(EXTRACTED MATERIAL Opens)

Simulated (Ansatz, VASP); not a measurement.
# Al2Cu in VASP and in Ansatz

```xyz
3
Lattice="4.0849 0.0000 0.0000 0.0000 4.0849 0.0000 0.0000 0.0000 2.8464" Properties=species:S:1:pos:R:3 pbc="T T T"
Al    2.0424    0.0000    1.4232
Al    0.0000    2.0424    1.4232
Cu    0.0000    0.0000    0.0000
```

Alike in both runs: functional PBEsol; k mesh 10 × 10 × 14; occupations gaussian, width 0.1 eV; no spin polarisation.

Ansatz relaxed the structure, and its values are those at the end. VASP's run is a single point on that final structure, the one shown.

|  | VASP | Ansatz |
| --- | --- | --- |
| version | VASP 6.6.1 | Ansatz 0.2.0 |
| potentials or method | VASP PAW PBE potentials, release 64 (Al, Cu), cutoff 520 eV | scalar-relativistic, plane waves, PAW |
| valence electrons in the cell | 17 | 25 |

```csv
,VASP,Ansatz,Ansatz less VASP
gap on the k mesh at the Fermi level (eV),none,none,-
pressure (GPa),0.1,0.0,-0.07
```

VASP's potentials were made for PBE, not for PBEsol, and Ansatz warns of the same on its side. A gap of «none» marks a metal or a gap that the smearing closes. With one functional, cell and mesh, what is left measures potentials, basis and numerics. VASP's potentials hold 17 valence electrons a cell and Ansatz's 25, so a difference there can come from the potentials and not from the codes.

(EXTRACTED MATERIAL Closes)

Transcribe the lines from the first line of the records through the line that contains "Alike in both", both included, and add nothing else.

* **WRITTEN REPLY**:
Simulated (Ansatz, VASP); not a measurement.
# Al2Cu in VASP and in Ansatz

```xyz
3
Lattice="4.0849 0.0000 0.0000 0.0000 4.0849 0.0000 0.0000 0.0000 2.8464" Properties=species:S:1:pos:R:3 pbc="T T T"
Al    2.0424    0.0000    1.4232
Al    0.0000    2.0424    1.4232
Cu    0.0000    0.0000    0.0000
```

Alike in both runs: functional PBEsol; k mesh 10 × 10 × 14; occupations gaussian, width 0.1 eV; no spin polarisation.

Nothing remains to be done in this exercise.